- Exercise
What you return must match every record word for word.

======== Source information ========

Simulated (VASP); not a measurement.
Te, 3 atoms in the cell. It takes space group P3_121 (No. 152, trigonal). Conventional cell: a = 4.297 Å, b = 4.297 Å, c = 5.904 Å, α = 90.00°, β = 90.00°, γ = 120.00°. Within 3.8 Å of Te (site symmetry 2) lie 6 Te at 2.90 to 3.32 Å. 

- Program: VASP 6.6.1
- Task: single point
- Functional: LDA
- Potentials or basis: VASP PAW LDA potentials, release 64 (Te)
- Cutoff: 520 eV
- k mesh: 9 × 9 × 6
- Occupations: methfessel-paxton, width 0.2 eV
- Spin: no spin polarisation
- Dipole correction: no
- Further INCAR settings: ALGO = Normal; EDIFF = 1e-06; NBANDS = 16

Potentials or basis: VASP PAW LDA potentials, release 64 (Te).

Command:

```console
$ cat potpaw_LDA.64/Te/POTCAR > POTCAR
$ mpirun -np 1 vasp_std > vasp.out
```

========

- Exercise response
Simulated (VASP); not a measurement.
Te, 3 atoms in the cell. It takes space group P3_121 (No. 152, trigonal). Conventional cell: a = 4.297 Å, b = 4.297 Å, c = 5.904 Å, α = 90.00°, β = 90.00°, γ = 120.00°. Within 3.8 Å of Te (site symmetry 2) lie 6 Te at 2.90 to 3.32 Å. 

- Program: VASP 6.6.1
- Task: single point
- Functional: LDA
- Potentials or basis: VASP PAW LDA potentials, release 64 (Te)
- Cutoff: 520 eV
- k mesh: 9 × 9 × 6
- Occupations: methfessel-paxton, width 0.2 eV
- Spin: no spin polarisation
- Dipole correction: no
- Further INCAR settings: ALGO = Normal; EDIFF = 1e-06; NBANDS = 16

Potentials or basis: VASP PAW LDA potentials, release 64 (Te).

Command:

```console
$ cat potpaw_LDA.64/Te/POTCAR > POTCAR
$ mpirun -np 1 vasp_std > vasp.out
```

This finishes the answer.